■ Requirement: Repeat every line below exactly, word for word.

[[ Given entries, beginning ]]

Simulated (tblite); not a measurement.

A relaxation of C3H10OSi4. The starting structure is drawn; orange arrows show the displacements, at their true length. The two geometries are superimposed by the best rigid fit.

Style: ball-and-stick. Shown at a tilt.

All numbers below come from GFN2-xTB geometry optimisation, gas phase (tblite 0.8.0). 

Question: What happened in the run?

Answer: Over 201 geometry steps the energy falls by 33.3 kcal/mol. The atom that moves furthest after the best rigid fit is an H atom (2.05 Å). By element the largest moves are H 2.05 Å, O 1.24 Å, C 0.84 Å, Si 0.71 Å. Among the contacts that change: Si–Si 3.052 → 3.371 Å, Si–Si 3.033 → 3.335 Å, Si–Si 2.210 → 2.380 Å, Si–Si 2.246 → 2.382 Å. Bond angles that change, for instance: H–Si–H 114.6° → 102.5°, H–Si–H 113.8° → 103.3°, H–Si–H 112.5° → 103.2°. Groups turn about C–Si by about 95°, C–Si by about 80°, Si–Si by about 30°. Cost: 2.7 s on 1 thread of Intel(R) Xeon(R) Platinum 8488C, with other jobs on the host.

[[ Given entries, end ]]

■ Task answer:
Simulated (tblite); not a measurement.

A relaxation of C3H10OSi4. The starting structure is drawn; orange arrows show the displacements, at their true length. The two geometries are superimposed by the best rigid fit.

Style: ball-and-stick. Shown at a tilt.

All numbers below come from GFN2-xTB geometry optimisation, gas phase (tblite 0.8.0). 

Question: What happened in the run?

Answer: Over 201 geometry steps the energy falls by 33.3 kcal/mol. The atom that moves furthest after the best rigid fit is an H atom (2.05 Å). By element the largest moves are H 2.05 Å, O 1.24 Å, C 0.84 Å, Si 0.71 Å. Among the contacts that change: Si–Si 3.052 → 3.371 Å, Si–Si 3.033 → 3.335 Å, Si–Si 2.210 → 2.380 Å, Si–Si 2.246 → 2.382 Å. Bond angles that change, for instance: H–Si–H 114.6° → 102.5°, H–Si–H 113.8° → 103.3°, H–Si–H 112.5° → 103.2°. Groups turn about C–Si by about 95°, C–Si by about 80°, Si–Si by about 30°. Cost: 2.7 s on 1 thread of Intel(R) Xeon(R) Platinum 8488C, with other jobs on the host.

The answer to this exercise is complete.